→ WORK REQUEST: What is needed is the whole of the data, set down exactly.

→ DATA EXTRACTS:
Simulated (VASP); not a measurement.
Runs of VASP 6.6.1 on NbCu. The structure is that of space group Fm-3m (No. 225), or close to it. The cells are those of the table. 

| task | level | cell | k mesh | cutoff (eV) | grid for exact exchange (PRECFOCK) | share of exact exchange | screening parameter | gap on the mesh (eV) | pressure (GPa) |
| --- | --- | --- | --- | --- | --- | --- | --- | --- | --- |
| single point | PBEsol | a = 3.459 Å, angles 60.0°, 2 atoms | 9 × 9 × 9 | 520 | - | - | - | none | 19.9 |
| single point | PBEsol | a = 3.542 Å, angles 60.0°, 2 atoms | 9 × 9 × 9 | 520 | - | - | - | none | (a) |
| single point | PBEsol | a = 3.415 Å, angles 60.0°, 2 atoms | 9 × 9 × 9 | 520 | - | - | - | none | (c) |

→ EXPECTED ANSWER:
Simulated (VASP); not a measurement.
Runs of VASP 6.6.1 on NbCu. The structure is that of space group Fm-3m (No. 225), or close to it. The cells are those of the table. 

| task | level | cell | k mesh | cutoff (eV) | grid for exact exchange (PRECFOCK) | share of exact exchange | screening parameter | gap on the mesh (eV) | pressure (GPa) |
| --- | --- | --- | --- | --- | --- | --- | --- | --- | --- |
| single point | PBEsol | a = 3.459 Å, angles 60.0°, 2 atoms | 9 × 9 × 9 | 520 | - | - | - | none | 19.9 |
| single point | PBEsol | a = 3.542 Å, angles 60.0°, 2 atoms | 9 × 9 × 9 | 520 | - | - | - | none | (a) |
| single point | PBEsol | a = 3.415 Å, angles 60.0°, 2 atoms | 9 × 9 × 9 | 520 | - | - | - | none | (c) |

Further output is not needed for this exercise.